++++++++

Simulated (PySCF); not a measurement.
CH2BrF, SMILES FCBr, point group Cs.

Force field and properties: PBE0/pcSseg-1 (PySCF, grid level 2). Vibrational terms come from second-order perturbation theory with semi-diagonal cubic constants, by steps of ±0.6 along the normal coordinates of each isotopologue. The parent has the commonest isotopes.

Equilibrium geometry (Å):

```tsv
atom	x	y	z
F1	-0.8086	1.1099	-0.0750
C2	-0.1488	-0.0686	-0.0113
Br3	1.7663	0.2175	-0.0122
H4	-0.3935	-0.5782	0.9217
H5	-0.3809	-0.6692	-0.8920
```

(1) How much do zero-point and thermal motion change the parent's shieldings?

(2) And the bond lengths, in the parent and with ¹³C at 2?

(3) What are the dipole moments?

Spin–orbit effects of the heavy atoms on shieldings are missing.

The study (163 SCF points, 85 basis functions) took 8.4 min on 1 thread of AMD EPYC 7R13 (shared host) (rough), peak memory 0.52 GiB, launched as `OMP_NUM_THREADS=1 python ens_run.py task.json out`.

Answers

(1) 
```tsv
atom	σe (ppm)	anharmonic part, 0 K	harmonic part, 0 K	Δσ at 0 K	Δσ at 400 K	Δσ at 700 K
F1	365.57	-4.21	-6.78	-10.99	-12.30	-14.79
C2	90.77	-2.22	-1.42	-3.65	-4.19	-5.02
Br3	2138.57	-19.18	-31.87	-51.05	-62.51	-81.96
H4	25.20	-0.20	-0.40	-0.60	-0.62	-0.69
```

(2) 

++++++++

# Requirement:
Extract the full listing above without alteration.

# Exercise solution:
Simulated (PySCF); not a measurement.
CH2BrF, SMILES FCBr, point group Cs.

Force field and properties: PBE0/pcSseg-1 (PySCF, grid level 2). Vibrational terms come from second-order perturbation theory with semi-diagonal cubic constants, by steps of ±0.6 along the normal coordinates of each isotopologue. The parent has the commonest isotopes.

Equilibrium geometry (Å):

```tsv
atom	x	y	z
F1	-0.8086	1.1099	-0.0750
C2	-0.1488	-0.0686	-0.0113
Br3	1.7663	0.2175	-0.0122
H4	-0.3935	-0.5782	0.9217
H5	-0.3809	-0.6692	-0.8920
```

(1) How much do zero-point and thermal motion change the parent's shieldings?

(2) And the bond lengths, in the parent and with ¹³C at 2?

(3) What are the dipole moments?

Spin–orbit effects of the heavy atoms on shieldings are missing.

The study (163 SCF points, 85 basis functions) took 8.4 min on 1 thread of AMD EPYC 7R13 (shared host) (rough), peak memory 0.52 GiB, launched as `OMP_NUM_THREADS=1 python ens_run.py task.json out`.

Answers

(1) 
```tsv
atom	σe (ppm)	anharmonic part, 0 K	harmonic part, 0 K	Δσ at 0 K	Δσ at 400 K	Δσ at 700 K
F1	365.57	-4.21	-6.78	-10.99	-12.30	-14.79
C2	90.77	-2.22	-1.42	-3.65	-4.19	-5.02
Br3	2138.57	-19.18	-31.87	-51.05	-62.51	-81.96
H4	25.20	-0.20	-0.40	-0.60	-0.62	-0.69
```

(2) 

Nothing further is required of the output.